*Record excerpts:*
*** Begin section ***

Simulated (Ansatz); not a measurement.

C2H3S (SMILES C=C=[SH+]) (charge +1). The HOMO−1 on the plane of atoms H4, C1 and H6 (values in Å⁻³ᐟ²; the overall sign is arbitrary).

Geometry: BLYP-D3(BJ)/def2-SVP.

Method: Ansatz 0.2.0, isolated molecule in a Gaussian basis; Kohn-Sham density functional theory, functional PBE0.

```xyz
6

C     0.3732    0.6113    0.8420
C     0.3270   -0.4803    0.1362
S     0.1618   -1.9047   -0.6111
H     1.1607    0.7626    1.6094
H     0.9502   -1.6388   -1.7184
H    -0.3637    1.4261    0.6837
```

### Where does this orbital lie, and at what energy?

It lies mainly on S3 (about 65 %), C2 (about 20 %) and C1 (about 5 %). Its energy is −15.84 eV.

*** End section ***

*Activity:* Each line of the listing should be reproduced without any alteration.

*Answer space:*
Simulated (Ansatz); not a measurement.

C2H3S (SMILES C=C=[SH+]) (charge +1). The HOMO−1 on the plane of atoms H4, C1 and H6 (values in Å⁻³ᐟ²; the overall sign is arbitrary).

Geometry: BLYP-D3(BJ)/def2-SVP.

Method: Ansatz 0.2.0, isolated molecule in a Gaussian basis; Kohn-Sham density functional theory, functional PBE0.

```xyz
6

C     0.3732    0.6113    0.8420
C     0.3270   -0.4803    0.1362
S     0.1618   -1.9047   -0.6111
H     1.1607    0.7626    1.6094
H     0.9502   -1.6388   -1.7184
H    -0.3637    1.4261    0.6837
```

### Where does this orbital lie, and at what energy?

It lies mainly on S3 (about 65 %), C2 (about 20 %) and C1 (about 5 %). Its energy is −15.84 eV.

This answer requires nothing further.